WORK TASK
Retype exactly the lines below, beginning with the first and ending with the line where "Basis set: 6-31G" appears.

INPUT DATA
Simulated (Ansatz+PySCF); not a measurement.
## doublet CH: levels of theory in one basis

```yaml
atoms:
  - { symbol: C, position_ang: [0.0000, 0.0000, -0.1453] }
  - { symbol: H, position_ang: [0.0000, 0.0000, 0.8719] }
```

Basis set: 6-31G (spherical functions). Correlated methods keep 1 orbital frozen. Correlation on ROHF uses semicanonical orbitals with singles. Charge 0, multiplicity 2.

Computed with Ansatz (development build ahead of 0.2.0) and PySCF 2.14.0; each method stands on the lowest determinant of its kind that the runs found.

EXERCISE SOLUTION
Simulated (Ansatz+PySCF); not a measurement.
## doublet CH: levels of theory in one basis

```yaml
atoms:
  - { symbol: C, position_ang: [0.0000, 0.0000, -0.1453] }
  - { symbol: H, position_ang: [0.0000, 0.0000, 0.8719] }
```

Basis set: 6-31G (spherical functions). Correlated methods keep 1 orbital frozen. Correlation on ROHF uses semicanonical orbitals with singles. Charge 0, multiplicity 2.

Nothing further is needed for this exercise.